● **Data to examine**

+-------+

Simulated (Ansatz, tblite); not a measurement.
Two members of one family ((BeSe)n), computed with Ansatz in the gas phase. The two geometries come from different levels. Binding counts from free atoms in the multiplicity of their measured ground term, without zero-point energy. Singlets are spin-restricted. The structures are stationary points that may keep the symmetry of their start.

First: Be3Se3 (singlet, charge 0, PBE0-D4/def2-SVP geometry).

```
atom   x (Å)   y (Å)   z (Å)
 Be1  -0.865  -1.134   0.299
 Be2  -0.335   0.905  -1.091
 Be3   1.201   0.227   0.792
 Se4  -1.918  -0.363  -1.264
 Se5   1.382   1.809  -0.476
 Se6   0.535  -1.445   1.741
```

+-------+

● **Work order**
The records above need to be written out once more, exactly.

● **Exercise solution**
Simulated (Ansatz, tblite); not a measurement.
Two members of one family ((BeSe)n), computed with Ansatz in the gas phase. The two geometries come from different levels. Binding counts from free atoms in the multiplicity of their measured ground term, without zero-point energy. Singlets are spin-restricted. The structures are stationary points that may keep the symmetry of their start.

First: Be3Se3 (singlet, charge 0, PBE0-D4/def2-SVP geometry).

```
atom   x (Å)   y (Å)   z (Å)
 Be1  -0.865  -1.134   0.299
 Be2  -0.335   0.905  -1.091
 Be3   1.201   0.227   0.792
 Se4  -1.918  -0.363  -1.264
 Se5   1.382   1.809  -0.476
 Se6   0.535  -1.445   1.741
```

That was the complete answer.